* **Task item**:
With the records below as your source, retype each line exactly from the top down to the line that contains "16 atoms, charge", and include that line.

[Information provided Boundary: Start]

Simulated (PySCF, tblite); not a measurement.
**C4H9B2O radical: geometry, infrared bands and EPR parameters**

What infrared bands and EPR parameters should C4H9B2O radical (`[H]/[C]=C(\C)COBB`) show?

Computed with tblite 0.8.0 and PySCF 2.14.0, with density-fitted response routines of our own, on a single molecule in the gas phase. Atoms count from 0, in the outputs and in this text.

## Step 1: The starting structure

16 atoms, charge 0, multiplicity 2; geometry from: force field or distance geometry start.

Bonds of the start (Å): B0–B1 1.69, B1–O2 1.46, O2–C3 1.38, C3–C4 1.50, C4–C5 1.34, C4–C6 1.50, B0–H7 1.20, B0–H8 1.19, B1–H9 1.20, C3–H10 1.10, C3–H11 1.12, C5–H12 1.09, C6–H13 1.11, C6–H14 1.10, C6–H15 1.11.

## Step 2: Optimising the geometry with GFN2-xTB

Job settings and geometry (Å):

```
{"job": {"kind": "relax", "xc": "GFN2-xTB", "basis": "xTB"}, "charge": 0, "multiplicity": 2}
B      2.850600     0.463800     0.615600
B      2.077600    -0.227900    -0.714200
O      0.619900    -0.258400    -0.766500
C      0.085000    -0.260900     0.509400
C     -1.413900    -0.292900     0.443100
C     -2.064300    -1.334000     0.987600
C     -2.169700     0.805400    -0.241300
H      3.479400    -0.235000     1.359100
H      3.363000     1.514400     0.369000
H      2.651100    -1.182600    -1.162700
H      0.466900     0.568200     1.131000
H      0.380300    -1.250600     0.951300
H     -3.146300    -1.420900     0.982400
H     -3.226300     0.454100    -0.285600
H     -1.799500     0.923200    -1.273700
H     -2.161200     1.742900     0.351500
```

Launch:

[Information provided Boundary: End]

* **Exercise response**:
Simulated (PySCF, tblite); not a measurement.
**C4H9B2O radical: geometry, infrared bands and EPR parameters**

What infrared bands and EPR parameters should C4H9B2O radical (`[H]/[C]=C(\C)COBB`) show?

Computed with tblite 0.8.0 and PySCF 2.14.0, with density-fitted response routines of our own, on a single molecule in the gas phase. Atoms count from 0, in the outputs and in this text.

## Step 1: The starting structure

16 atoms, charge 0, multiplicity 2; geometry from: force field or distance geometry start.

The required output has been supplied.